━━━━━━━━━━━━━━━━━━━━

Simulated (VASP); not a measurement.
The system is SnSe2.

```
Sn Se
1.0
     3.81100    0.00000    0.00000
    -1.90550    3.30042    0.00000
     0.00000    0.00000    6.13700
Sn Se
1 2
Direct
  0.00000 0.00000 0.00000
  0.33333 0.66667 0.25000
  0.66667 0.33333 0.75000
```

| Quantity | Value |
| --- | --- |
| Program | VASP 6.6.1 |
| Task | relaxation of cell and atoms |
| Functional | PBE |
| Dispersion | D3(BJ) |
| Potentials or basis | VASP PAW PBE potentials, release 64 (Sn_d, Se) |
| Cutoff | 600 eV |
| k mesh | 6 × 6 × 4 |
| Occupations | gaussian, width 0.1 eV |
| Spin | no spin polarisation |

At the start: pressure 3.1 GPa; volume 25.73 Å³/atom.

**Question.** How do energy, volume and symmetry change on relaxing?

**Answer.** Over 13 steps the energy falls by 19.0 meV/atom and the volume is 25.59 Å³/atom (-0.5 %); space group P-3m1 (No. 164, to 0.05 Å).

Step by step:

━━━━━━━━━━━━━━━━━━━━

| ASSIGNMENT |
The full set of records above is to be printed exactly as it appears.

| ANSWER SPACE |
Simulated (VASP); not a measurement.
The system is SnSe2.

```
Sn Se
1.0
     3.81100    0.00000    0.00000
    -1.90550    3.30042    0.00000
     0.00000    0.00000    6.13700
Sn Se
1 2
Direct
  0.00000 0.00000 0.00000
  0.33333 0.66667 0.25000
  0.66667 0.33333 0.75000
```

| Quantity | Value |
| --- | --- |
| Program | VASP 6.6.1 |
| Task | relaxation of cell and atoms |
| Functional | PBE |
| Dispersion | D3(BJ) |
| Potentials or basis | VASP PAW PBE potentials, release 64 (Sn_d, Se) |
| Cutoff | 600 eV |
| k mesh | 6 × 6 × 4 |
| Occupations | gaussian, width 0.1 eV |
| Spin | no spin polarisation |

At the start: pressure 3.1 GPa; volume 25.73 Å³/atom.

**Question.** How do energy, volume and symmetry change on relaxing?

**Answer.** Over 13 steps the energy falls by 19.0 meV/atom and the volume is 25.59 Å³/atom (-0.5 %); space group P-3m1 (No. 164, to 0.05 Å).

Step by step:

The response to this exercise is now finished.